• DATA PROVIDED
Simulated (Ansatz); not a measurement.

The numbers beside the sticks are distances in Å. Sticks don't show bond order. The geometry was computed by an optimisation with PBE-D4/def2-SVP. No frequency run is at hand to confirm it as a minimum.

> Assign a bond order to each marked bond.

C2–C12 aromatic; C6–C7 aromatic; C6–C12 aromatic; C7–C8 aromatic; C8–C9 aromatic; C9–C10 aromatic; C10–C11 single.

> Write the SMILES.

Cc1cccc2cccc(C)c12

• WORK REQUEST
Would you print each line of the material exactly?

• RESPONSE AREA
Simulated (Ansatz); not a measurement.

The numbers beside the sticks are distances in Å. Sticks don't show bond order. The geometry was computed by an optimisation with PBE-D4/def2-SVP. No frequency run is at hand to confirm it as a minimum.

> Assign a bond order to each marked bond.

C2–C12 aromatic; C6–C7 aromatic; C6–C12 aromatic; C7–C8 aromatic; C8–C9 aromatic; C9–C10 aromatic; C10–C11 single.

> Write the SMILES.

Cc1cccc2cccc(C)c12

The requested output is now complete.